[Dataset excerpts]
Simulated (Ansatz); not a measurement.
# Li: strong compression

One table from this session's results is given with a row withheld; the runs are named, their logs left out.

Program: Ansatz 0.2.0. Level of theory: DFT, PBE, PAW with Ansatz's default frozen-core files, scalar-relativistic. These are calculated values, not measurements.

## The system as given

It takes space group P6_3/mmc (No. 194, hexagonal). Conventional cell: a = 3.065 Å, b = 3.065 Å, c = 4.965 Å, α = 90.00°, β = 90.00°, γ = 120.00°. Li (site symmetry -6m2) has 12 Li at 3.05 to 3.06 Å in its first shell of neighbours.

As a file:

[Assigned task]
Transcribe the material exactly as it reads.

[Task result]
Simulated (Ansatz); not a measurement.
# Li: strong compression

One table from this session's results is given with a row withheld; the runs are named, their logs left out.

Program: Ansatz 0.2.0. Level of theory: DFT, PBE, PAW with Ansatz's default frozen-core files, scalar-relativistic. These are calculated values, not measurements.

## The system as given

It takes space group P6_3/mmc (No. 194, hexagonal). Conventional cell: a = 3.065 Å, b = 3.065 Å, c = 4.965 Å, α = 90.00°, β = 90.00°, γ = 120.00°. Li (site symmetry -6m2) has 12 Li at 3.05 to 3.06 Å in its first shell of neighbours.

As a file:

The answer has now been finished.